------------------------------

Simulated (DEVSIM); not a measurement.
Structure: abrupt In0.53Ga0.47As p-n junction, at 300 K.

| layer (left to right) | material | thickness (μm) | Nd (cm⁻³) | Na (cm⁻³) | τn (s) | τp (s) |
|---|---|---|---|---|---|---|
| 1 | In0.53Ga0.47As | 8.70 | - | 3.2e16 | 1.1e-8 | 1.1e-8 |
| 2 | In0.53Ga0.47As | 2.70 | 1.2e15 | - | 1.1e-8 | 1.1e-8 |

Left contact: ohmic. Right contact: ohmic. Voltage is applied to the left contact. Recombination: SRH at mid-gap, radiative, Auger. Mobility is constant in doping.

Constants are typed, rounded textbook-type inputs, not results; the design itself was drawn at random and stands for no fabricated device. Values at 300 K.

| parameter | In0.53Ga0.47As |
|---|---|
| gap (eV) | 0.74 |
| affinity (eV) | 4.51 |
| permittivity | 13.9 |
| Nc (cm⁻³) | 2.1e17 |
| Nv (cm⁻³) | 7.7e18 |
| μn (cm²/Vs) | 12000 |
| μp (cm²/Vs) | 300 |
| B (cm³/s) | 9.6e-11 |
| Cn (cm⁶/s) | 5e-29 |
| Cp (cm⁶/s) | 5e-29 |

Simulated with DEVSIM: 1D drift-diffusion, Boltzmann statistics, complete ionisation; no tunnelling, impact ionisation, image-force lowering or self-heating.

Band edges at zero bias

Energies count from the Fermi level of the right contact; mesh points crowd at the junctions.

------------------------------

▶ **Assignment**
Please reproduce all of the entries exactly as they stand.

▶ **Response box**
Simulated (DEVSIM); not a measurement.
Structure: abrupt In0.53Ga0.47As p-n junction, at 300 K.

| layer (left to right) | material | thickness (μm) | Nd (cm⁻³) | Na (cm⁻³) | τn (s) | τp (s) |
|---|---|---|---|---|---|---|
| 1 | In0.53Ga0.47As | 8.70 | - | 3.2e16 | 1.1e-8 | 1.1e-8 |
| 2 | In0.53Ga0.47As | 2.70 | 1.2e15 | - | 1.1e-8 | 1.1e-8 |

Left contact: ohmic. Right contact: ohmic. Voltage is applied to the left contact. Recombination: SRH at mid-gap, radiative, Auger. Mobility is constant in doping.

Constants are typed, rounded textbook-type inputs, not results; the design itself was drawn at random and stands for no fabricated device. Values at 300 K.

| parameter | In0.53Ga0.47As |
|---|---|
| gap (eV) | 0.74 |
| affinity (eV) | 4.51 |
| permittivity | 13.9 |
| Nc (cm⁻³) | 2.1e17 |
| Nv (cm⁻³) | 7.7e18 |
| μn (cm²/Vs) | 12000 |
| μp (cm²/Vs) | 300 |
| B (cm³/s) | 9.6e-11 |
| Cn (cm⁶/s) | 5e-29 |
| Cp (cm⁶/s) | 5e-29 |

Simulated with DEVSIM: 1D drift-diffusion, Boltzmann statistics, complete ionisation; no tunnelling, impact ionisation, image-force lowering or self-heating.

Band edges at zero bias

Energies count from the Fermi level of the right contact; mesh points crowd at the junctions.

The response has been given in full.